◆ Task item ◆
Send back all of the data, word for word.

____ Supplied entries

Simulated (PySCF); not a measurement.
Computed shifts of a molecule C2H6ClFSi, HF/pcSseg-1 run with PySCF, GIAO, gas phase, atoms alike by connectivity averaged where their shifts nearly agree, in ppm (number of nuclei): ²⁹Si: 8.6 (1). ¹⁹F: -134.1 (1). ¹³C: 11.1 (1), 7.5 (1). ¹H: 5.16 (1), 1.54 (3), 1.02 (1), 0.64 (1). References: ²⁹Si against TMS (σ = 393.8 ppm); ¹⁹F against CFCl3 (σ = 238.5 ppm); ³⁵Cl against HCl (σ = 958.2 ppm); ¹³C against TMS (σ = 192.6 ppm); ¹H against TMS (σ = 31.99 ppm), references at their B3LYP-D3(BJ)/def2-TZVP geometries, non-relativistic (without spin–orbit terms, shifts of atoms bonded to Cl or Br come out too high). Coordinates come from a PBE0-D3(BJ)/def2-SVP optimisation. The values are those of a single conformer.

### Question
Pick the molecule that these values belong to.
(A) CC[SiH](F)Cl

________

◆ Exercise solution ◆
Simulated (PySCF); not a measurement.
Computed shifts of a molecule C2H6ClFSi, HF/pcSseg-1 run with PySCF, GIAO, gas phase, atoms alike by connectivity averaged where their shifts nearly agree, in ppm (number of nuclei): ²⁹Si: 8.6 (1). ¹⁹F: -134.1 (1). ¹³C: 11.1 (1), 7.5 (1). ¹H: 5.16 (1), 1.54 (3), 1.02 (1), 0.64 (1). References: ²⁹Si against TMS (σ = 393.8 ppm); ¹⁹F against CFCl3 (σ = 238.5 ppm); ³⁵Cl against HCl (σ = 958.2 ppm); ¹³C against TMS (σ = 192.6 ppm); ¹H against TMS (σ = 31.99 ppm), references at their B3LYP-D3(BJ)/def2-TZVP geometries, non-relativistic (without spin–orbit terms, shifts of atoms bonded to Cl or Br come out too high). Coordinates come from a PBE0-D3(BJ)/def2-SVP optimisation. The values are those of a single conformer.

### Question
Pick the molecule that these values belong to.
(A) CC[SiH](F)Cl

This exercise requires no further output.